**WORK REQUEST**
Beneath this task are records; print exactly the stretch of them from the line with "So far. Step" through the line with "of 4 atoms**", both ends included.

• • • • • • •

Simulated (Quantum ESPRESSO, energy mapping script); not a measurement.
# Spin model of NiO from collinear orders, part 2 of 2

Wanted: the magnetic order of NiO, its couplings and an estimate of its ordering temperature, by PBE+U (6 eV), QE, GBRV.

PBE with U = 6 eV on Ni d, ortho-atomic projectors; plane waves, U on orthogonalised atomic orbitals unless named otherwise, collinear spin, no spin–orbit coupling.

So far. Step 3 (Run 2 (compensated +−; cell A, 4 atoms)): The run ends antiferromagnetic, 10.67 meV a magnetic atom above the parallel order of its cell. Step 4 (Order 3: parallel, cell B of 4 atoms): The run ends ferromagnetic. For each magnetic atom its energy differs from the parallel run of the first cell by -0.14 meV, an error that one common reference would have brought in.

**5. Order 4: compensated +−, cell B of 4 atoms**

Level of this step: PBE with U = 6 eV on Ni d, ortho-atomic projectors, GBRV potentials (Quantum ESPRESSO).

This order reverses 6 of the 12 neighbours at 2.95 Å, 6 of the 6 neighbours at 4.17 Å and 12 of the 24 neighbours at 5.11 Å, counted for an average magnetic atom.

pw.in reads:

• • • • • • •

**PROBLEM SOLUTION**
So far. Step 3 (Run 2 (compensated +−; cell A, 4 atoms)): The run ends antiferromagnetic, 10.67 meV a magnetic atom above the parallel order of its cell. Step 4 (Order 3: parallel, cell B of 4 atoms): The run ends ferromagnetic. For each magnetic atom its energy differs from the parallel run of the first cell by -0.14 meV, an error that one common reference would have brought in.

**5. Order 4: compensated +−, cell B of 4 atoms**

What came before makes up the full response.